** SUPPLIED INFORMATION **
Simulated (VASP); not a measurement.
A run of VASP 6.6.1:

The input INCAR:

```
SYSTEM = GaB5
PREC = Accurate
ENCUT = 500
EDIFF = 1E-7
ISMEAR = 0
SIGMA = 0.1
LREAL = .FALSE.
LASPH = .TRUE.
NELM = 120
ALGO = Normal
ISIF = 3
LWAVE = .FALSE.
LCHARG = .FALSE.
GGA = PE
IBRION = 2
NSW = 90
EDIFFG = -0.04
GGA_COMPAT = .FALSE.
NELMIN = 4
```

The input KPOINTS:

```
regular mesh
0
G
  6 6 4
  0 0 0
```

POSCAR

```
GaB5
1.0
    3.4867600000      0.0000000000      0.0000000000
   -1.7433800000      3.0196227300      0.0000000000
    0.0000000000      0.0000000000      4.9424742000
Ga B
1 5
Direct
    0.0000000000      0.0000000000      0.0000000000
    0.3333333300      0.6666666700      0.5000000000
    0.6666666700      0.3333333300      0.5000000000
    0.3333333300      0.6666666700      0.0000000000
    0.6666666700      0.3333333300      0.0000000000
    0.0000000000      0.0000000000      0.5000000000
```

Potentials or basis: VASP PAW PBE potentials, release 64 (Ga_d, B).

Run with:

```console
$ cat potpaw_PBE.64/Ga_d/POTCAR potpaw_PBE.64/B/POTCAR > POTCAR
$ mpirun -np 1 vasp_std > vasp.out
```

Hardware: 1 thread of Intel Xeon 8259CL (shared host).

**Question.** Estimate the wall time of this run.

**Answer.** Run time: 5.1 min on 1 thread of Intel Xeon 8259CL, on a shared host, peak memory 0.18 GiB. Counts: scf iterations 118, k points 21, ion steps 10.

** REQUIRED ACTION **
Give back the lines of the data exactly as they are written, from the first line through the line containing "of this run.".

** YOUR SOLUTION **
Simulated (VASP); not a measurement.
A run of VASP 6.6.1:

The input INCAR:

```
SYSTEM = GaB5
PREC = Accurate
ENCUT = 500
EDIFF = 1E-7
ISMEAR = 0
SIGMA = 0.1
LREAL = .FALSE.
LASPH = .TRUE.
NELM = 120
ALGO = Normal
ISIF = 3
LWAVE = .FALSE.
LCHARG = .FALSE.
GGA = PE
IBRION = 2
NSW = 90
EDIFFG = -0.04
GGA_COMPAT = .FALSE.
NELMIN = 4
```

The input KPOINTS:

```
regular mesh
0
G
  6 6 4
  0 0 0
```

POSCAR

```
GaB5
1.0
    3.4867600000      0.0000000000      0.0000000000
   -1.7433800000      3.0196227300      0.0000000000
    0.0000000000      0.0000000000      4.9424742000
Ga B
1 5
Direct
    0.0000000000      0.0000000000      0.0000000000
    0.3333333300      0.6666666700      0.5000000000
    0.6666666700      0.3333333300      0.5000000000
    0.3333333300      0.6666666700      0.0000000000
    0.6666666700      0.3333333300      0.0000000000
    0.0000000000      0.0000000000      0.5000000000
```

Potentials or basis: VASP PAW PBE potentials, release 64 (Ga_d, B).

Run with:

```console
$ cat potpaw_PBE.64/Ga_d/POTCAR potpaw_PBE.64/B/POTCAR > POTCAR
$ mpirun -np 1 vasp_std > vasp.out
```

Hardware: 1 thread of Intel Xeon 8259CL (shared host).

**Question.** Estimate the wall time of this run.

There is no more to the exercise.